**Work request:**
Beneath this sentence is a set of records; write each of them out exactly.

· · · · ·

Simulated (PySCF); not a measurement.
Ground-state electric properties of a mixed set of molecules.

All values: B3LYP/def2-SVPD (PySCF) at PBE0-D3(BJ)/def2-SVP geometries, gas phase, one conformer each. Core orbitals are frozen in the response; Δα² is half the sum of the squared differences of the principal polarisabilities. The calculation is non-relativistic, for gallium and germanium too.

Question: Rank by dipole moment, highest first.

· · · · ·

**Exercise response:**
Simulated (PySCF); not a measurement.
Ground-state electric properties of a mixed set of molecules.

All values: B3LYP/def2-SVPD (PySCF) at PBE0-D3(BJ)/def2-SVP geometries, gas phase, one conformer each. Core orbitals are frozen in the response; Δα² is half the sum of the squared differences of the principal polarisabilities. The calculation is non-relativistic, for gallium and germanium too.

Question: Rank by dipole moment, highest first.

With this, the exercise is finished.